(Dataset)
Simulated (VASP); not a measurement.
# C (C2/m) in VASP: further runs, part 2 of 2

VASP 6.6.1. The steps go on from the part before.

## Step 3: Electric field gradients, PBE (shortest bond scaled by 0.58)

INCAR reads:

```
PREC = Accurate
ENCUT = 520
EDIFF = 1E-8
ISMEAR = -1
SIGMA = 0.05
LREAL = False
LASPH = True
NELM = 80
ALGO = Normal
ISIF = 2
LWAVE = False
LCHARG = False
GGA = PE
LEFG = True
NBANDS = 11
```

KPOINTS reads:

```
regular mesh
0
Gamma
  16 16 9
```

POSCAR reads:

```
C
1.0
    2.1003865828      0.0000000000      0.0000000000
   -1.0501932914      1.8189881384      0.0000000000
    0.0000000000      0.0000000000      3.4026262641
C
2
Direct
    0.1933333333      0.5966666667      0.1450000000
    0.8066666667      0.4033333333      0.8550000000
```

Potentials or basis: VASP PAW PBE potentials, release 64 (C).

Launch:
(End Dataset)

> Assignment
Exact reproduction of the lines from the top of the material through the line where "Potentials or basis: VASP" appears is required, both boundary lines included, with no other output.

> Your solution
Simulated (VASP); not a measurement.
# C (C2/m) in VASP: further runs, part 2 of 2

VASP 6.6.1. The steps go on from the part before.

## Step 3: Electric field gradients, PBE (shortest bond scaled by 0.58)

INCAR reads:

```
PREC = Accurate
ENCUT = 520
EDIFF = 1E-8
ISMEAR = -1
SIGMA = 0.05
LREAL = False
LASPH = True
NELM = 80
ALGO = Normal
ISIF = 2
LWAVE = False
LCHARG = False
GGA = PE
LEFG = True
NBANDS = 11
```

KPOINTS reads:

```
regular mesh
0
Gamma
  16 16 9
```

POSCAR reads:

```
C
1.0
    2.1003865828      0.0000000000      0.0000000000
   -1.0501932914      1.8189881384      0.0000000000
    0.0000000000      0.0000000000      3.4026262641
C
2
Direct
    0.1933333333      0.5966666667      0.1450000000
    0.8066666667      0.4033333333      0.8550000000
```

Potentials or basis: VASP PAW PBE potentials, release 64 (C).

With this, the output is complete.